<<<<

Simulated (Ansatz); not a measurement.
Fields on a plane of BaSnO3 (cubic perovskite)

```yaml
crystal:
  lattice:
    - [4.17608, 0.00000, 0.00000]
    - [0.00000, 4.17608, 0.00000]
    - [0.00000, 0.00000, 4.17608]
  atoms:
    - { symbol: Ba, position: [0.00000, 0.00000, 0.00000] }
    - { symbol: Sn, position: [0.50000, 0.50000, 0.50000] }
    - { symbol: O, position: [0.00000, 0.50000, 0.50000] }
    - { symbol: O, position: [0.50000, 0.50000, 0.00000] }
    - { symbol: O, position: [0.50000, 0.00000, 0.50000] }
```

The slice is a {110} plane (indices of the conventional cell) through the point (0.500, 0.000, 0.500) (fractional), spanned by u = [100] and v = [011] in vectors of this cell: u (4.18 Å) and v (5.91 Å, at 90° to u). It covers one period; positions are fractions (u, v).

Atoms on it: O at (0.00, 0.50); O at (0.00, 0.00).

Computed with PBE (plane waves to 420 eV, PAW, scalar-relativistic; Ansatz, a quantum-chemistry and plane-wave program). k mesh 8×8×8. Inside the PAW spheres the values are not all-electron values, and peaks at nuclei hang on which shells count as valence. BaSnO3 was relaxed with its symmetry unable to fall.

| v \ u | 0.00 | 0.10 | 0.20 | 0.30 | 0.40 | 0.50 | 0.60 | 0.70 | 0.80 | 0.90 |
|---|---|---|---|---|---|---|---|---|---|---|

>>>>

Copy out every record again, letter for letter.

▶ [WRITTEN SOLUTION]
Simulated (Ansatz); not a measurement.
Fields on a plane of BaSnO3 (cubic perovskite)

```yaml
crystal:
  lattice:
    - [4.17608, 0.00000, 0.00000]
    - [0.00000, 4.17608, 0.00000]
    - [0.00000, 0.00000, 4.17608]
  atoms:
    - { symbol: Ba, position: [0.00000, 0.00000, 0.00000] }
    - { symbol: Sn, position: [0.50000, 0.50000, 0.50000] }
    - { symbol: O, position: [0.00000, 0.50000, 0.50000] }
    - { symbol: O, position: [0.50000, 0.50000, 0.00000] }
    - { symbol: O, position: [0.50000, 0.00000, 0.50000] }
```

The slice is a {110} plane (indices of the conventional cell) through the point (0.500, 0.000, 0.500) (fractional), spanned by u = [100] and v = [011] in vectors of this cell: u (4.18 Å) and v (5.91 Å, at 90° to u). It covers one period; positions are fractions (u, v).

Atoms on it: O at (0.00, 0.50); O at (0.00, 0.00).

Computed with PBE (plane waves to 420 eV, PAW, scalar-relativistic; Ansatz, a quantum-chemistry and plane-wave program). k mesh 8×8×8. Inside the PAW spheres the values are not all-electron values, and peaks at nuclei hang on which shells count as valence. BaSnO3 was relaxed with its symmetry unable to fall.

| v \ u | 0.00 | 0.10 | 0.20 | 0.30 | 0.40 | 0.50 | 0.60 | 0.70 | 0.80 | 0.90 |
|---|---|---|---|---|---|---|---|---|---|---|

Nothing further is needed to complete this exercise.